## [Extracted data]
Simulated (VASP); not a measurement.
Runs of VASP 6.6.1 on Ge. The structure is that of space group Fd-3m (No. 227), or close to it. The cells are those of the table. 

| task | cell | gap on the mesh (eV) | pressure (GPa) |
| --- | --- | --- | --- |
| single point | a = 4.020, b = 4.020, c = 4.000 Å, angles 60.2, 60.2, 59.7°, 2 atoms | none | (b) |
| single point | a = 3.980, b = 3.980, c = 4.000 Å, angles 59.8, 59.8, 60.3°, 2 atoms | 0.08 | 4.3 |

## [Requirement]
Exactly as they are written, print the entries again.

## [Answer space]
Simulated (VASP); not a measurement.
Runs of VASP 6.6.1 on Ge. The structure is that of space group Fd-3m (No. 227), or close to it. The cells are those of the table. 

| task | cell | gap on the mesh (eV) | pressure (GPa) |
| --- | --- | --- | --- |
| single point | a = 4.020, b = 4.020, c = 4.000 Å, angles 60.2, 60.2, 59.7°, 2 atoms | none | (b) |
| single point | a = 3.980, b = 3.980, c = 4.000 Å, angles 59.8, 59.8, 60.3°, 2 atoms | 0.08 | 4.3 |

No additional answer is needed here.